- _Data section_:
• • • •

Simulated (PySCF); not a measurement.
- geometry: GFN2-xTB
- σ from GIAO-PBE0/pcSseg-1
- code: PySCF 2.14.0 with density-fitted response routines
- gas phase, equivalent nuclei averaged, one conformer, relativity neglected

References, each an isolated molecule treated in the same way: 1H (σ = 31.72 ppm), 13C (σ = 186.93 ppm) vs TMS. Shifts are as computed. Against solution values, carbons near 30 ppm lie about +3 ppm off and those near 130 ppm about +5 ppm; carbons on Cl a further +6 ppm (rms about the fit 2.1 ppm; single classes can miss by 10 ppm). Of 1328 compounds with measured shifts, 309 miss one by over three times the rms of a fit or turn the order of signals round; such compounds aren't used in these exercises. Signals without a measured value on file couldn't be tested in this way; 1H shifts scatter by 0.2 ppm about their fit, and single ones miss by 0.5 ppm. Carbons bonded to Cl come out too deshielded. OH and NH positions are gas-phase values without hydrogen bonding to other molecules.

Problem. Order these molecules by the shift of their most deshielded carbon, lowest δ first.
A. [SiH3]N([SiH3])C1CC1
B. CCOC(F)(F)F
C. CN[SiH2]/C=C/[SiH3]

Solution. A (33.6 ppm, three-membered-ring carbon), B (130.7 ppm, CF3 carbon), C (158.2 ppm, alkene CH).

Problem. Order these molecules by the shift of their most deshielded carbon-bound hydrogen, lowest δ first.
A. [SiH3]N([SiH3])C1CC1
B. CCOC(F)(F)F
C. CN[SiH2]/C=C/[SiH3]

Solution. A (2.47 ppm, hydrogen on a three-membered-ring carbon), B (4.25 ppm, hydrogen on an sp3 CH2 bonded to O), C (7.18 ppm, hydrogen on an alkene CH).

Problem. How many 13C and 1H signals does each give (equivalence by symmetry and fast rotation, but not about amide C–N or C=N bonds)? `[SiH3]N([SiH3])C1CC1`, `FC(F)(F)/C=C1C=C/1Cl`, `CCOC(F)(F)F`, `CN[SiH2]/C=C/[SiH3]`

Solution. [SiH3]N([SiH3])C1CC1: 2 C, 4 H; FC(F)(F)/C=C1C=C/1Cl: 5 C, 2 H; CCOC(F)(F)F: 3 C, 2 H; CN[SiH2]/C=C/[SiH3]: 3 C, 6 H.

• • • •

- _Required action_: Within the listing above, give again exactly every line from the line with "- code: PySCF" through the line with "- gas phase, equivalent", both included, and no other line.

- _Your solution_:
- code: PySCF 2.14.0 with density-fitted response routines
- gas phase, equivalent nuclei averaged, one conformer, relativity neglected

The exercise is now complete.